ENTRIES SHOWN
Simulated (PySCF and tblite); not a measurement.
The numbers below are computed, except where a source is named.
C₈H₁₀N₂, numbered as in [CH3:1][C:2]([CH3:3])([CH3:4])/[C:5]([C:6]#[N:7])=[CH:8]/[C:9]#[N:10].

ACTIVITY
The records above must be restated. Preserve every word.

EXERCISE SOLUTION
Simulated (PySCF and tblite); not a measurement.
The numbers below are computed, except where a source is named.
C₈H₁₀N₂, numbered as in [CH3:1][C:2]([CH3:3])([CH3:4])/[C:5]([C:6]#[N:7])=[CH:8]/[C:9]#[N:10].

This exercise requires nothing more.